────────
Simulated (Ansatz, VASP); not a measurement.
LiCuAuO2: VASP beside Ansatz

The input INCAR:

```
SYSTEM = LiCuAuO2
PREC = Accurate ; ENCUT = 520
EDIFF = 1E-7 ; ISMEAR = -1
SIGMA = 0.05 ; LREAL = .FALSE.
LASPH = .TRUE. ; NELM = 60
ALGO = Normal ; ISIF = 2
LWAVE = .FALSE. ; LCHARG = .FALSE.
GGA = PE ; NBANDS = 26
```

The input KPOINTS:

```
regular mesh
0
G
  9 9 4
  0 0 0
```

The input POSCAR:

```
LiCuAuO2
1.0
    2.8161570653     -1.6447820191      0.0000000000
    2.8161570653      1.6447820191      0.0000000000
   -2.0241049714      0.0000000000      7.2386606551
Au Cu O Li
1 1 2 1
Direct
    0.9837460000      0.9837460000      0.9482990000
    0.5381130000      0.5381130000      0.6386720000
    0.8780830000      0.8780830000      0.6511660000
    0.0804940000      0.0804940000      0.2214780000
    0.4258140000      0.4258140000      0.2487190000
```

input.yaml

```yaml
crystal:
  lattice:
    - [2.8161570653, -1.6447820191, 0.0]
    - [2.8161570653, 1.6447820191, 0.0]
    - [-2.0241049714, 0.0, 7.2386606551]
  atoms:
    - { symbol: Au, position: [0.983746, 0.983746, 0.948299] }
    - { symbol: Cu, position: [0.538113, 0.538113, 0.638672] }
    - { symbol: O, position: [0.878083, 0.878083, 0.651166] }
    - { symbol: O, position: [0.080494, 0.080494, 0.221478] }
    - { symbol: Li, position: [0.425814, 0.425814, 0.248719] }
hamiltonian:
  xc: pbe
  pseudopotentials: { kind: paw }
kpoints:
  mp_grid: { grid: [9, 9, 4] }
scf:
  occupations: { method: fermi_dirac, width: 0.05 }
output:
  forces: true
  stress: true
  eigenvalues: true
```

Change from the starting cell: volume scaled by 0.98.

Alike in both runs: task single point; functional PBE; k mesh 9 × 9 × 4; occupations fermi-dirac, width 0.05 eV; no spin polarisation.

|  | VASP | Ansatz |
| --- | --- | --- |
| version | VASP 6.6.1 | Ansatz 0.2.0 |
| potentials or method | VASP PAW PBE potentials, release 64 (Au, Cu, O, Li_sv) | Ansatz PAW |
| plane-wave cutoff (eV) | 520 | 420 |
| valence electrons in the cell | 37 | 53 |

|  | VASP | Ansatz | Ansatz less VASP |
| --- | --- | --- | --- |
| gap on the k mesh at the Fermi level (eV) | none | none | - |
────────

§ **Task item**
Nothing should appear in the answer except the lines above from the line with "LiCuAuO2: VASP beside Ansatz" through the line with "Change from the", both included, written out exactly.

§ **Task solution**
LiCuAuO2: VASP beside Ansatz

The input INCAR:

```
SYSTEM = LiCuAuO2
PREC = Accurate ; ENCUT = 520
EDIFF = 1E-7 ; ISMEAR = -1
SIGMA = 0.05 ; LREAL = .FALSE.
LASPH = .TRUE. ; NELM = 60
ALGO = Normal ; ISIF = 2
LWAVE = .FALSE. ; LCHARG = .FALSE.
GGA = PE ; NBANDS = 26
```

The input KPOINTS:

```
regular mesh
0
G
  9 9 4
  0 0 0
```

The input POSCAR:

```
LiCuAuO2
1.0
    2.8161570653     -1.6447820191      0.0000000000
    2.8161570653      1.6447820191      0.0000000000
   -2.0241049714      0.0000000000      7.2386606551
Au Cu O Li
1 1 2 1
Direct
    0.9837460000      0.9837460000      0.9482990000
    0.5381130000      0.5381130000      0.6386720000
    0.8780830000      0.8780830000      0.6511660000
    0.0804940000      0.0804940000      0.2214780000
    0.4258140000      0.4258140000      0.2487190000
```

input.yaml

```yaml
crystal:
  lattice:
    - [2.8161570653, -1.6447820191, 0.0]
    - [2.8161570653, 1.6447820191, 0.0]
    - [-2.0241049714, 0.0, 7.2386606551]
  atoms:
    - { symbol: Au, position: [0.983746, 0.983746, 0.948299] }
    - { symbol: Cu, position: [0.538113, 0.538113, 0.638672] }
    - { symbol: O, position: [0.878083, 0.878083, 0.651166] }
    - { symbol: O, position: [0.080494, 0.080494, 0.221478] }
    - { symbol: Li, position: [0.425814, 0.425814, 0.248719] }
hamiltonian:
  xc: pbe
  pseudopotentials: { kind: paw }
kpoints:
  mp_grid: { grid: [9, 9, 4] }
scf:
  occupations: { method: fermi_dirac, width: 0.05 }
output:
  forces: true
  stress: true
  eigenvalues: true
```

Change from the starting cell: volume scaled by 0.98.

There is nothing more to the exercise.